# Exercise
Please reproduce the entries that follow without a single difference.

# Dataset records
━━━━━━━━━━
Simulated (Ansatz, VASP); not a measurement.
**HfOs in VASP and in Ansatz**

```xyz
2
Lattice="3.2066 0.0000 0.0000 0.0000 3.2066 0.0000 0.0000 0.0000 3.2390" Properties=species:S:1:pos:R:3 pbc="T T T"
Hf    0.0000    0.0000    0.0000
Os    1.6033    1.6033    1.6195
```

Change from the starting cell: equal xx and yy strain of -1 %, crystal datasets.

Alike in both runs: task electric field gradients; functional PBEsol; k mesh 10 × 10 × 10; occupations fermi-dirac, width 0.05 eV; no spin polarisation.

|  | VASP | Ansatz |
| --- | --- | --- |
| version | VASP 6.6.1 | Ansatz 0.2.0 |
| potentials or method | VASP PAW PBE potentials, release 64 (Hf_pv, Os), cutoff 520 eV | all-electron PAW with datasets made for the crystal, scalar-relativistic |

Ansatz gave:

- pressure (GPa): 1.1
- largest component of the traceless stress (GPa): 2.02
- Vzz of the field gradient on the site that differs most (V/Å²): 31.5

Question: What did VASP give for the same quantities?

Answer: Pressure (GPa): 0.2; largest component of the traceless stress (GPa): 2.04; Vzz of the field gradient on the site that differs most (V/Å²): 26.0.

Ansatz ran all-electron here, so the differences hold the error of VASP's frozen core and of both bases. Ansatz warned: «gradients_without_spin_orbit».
━━━━━━━━━━

# Result
Simulated (Ansatz, VASP); not a measurement.
**HfOs in VASP and in Ansatz**

```xyz
2
Lattice="3.2066 0.0000 0.0000 0.0000 3.2066 0.0000 0.0000 0.0000 3.2390" Properties=species:S:1:pos:R:3 pbc="T T T"
Hf    0.0000    0.0000    0.0000
Os    1.6033    1.6033    1.6195
```

Change from the starting cell: equal xx and yy strain of -1 %, crystal datasets.

Alike in both runs: task electric field gradients; functional PBEsol; k mesh 10 × 10 × 10; occupations fermi-dirac, width 0.05 eV; no spin polarisation.

|  | VASP | Ansatz |
| --- | --- | --- |
| version | VASP 6.6.1 | Ansatz 0.2.0 |
| potentials or method | VASP PAW PBE potentials, release 64 (Hf_pv, Os), cutoff 520 eV | all-electron PAW with datasets made for the crystal, scalar-relativistic |

Ansatz gave:

- pressure (GPa): 1.1
- largest component of the traceless stress (GPa): 2.02
- Vzz of the field gradient on the site that differs most (V/Å²): 31.5

Question: What did VASP give for the same quantities?

Answer: Pressure (GPa): 0.2; largest component of the traceless stress (GPa): 2.04; Vzz of the field gradient on the site that differs most (V/Å²): 26.0.

Ansatz ran all-electron here, so the differences hold the error of VASP's frozen core and of both bases. Ansatz warned: «gradients_without_spin_orbit».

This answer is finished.